Set down exactly the entries below, beginning at their first line and ending at the line with "These are PBEsol".

───── EXTRACTED DATA

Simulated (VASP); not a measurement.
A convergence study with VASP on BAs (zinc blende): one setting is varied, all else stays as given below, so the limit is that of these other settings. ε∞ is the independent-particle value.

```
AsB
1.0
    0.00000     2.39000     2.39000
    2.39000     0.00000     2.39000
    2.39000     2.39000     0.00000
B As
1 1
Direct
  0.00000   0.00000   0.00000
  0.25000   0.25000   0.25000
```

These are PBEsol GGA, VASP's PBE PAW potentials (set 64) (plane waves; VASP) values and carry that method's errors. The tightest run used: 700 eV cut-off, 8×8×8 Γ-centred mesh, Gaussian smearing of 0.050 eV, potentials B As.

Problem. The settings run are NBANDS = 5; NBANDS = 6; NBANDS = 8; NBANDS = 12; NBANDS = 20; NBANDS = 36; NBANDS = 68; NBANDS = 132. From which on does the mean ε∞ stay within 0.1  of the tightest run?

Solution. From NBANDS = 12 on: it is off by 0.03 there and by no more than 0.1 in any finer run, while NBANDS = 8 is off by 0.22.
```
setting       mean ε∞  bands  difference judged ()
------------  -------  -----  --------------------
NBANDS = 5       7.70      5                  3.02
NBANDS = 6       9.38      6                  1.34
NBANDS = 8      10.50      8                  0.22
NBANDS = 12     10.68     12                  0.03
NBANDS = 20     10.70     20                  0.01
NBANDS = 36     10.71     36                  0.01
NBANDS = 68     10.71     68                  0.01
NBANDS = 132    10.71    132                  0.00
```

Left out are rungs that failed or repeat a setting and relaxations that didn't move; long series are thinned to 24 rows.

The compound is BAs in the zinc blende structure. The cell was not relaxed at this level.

──────────

▶ [EXERCISE RESULT]
Simulated (VASP); not a measurement.
A convergence study with VASP on BAs (zinc blende): one setting is varied, all else stays as given below, so the limit is that of these other settings. ε∞ is the independent-particle value.

```
AsB
1.0
    0.00000     2.39000     2.39000
    2.39000     0.00000     2.39000
    2.39000     2.39000     0.00000
B As
1 1
Direct
  0.00000   0.00000   0.00000
  0.25000   0.25000   0.25000
```

These are PBEsol GGA, VASP's PBE PAW potentials (set 64) (plane waves; VASP) values and carry that method's errors. The tightest run used: 700 eV cut-off, 8×8×8 Γ-centred mesh, Gaussian smearing of 0.050 eV, potentials B As.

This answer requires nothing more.